Record excerpts:
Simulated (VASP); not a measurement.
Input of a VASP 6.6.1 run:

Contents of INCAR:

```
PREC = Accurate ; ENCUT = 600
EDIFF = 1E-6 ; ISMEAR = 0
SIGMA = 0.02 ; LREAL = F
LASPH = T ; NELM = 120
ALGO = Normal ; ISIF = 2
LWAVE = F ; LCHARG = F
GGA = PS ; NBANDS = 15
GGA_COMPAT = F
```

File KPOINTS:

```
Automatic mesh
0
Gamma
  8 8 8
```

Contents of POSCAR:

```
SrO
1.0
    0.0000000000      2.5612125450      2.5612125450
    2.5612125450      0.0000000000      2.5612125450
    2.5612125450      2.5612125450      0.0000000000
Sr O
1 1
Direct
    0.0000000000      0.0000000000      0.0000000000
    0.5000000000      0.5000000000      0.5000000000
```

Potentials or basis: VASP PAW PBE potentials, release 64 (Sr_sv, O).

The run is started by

Work request: When you reach the line that contains "Potentials or basis: VASP", stop; output it and every line before it from the start of the data, exactly as written.

Answer section:
Simulated (VASP); not a measurement.
Input of a VASP 6.6.1 run:

Contents of INCAR:

```
PREC = Accurate ; ENCUT = 600
EDIFF = 1E-6 ; ISMEAR = 0
SIGMA = 0.02 ; LREAL = F
LASPH = T ; NELM = 120
ALGO = Normal ; ISIF = 2
LWAVE = F ; LCHARG = F
GGA = PS ; NBANDS = 15
GGA_COMPAT = F
```

File KPOINTS:

```
Automatic mesh
0
Gamma
  8 8 8
```

Contents of POSCAR:

```
SrO
1.0
    0.0000000000      2.5612125450      2.5612125450
    2.5612125450      0.0000000000      2.5612125450
    2.5612125450      2.5612125450      0.0000000000
Sr O
1 1
Direct
    0.0000000000      0.0000000000      0.0000000000
    0.5000000000      0.5000000000      0.5000000000
```

Potentials or basis: VASP PAW PBE potentials, release 64 (Sr_sv, O).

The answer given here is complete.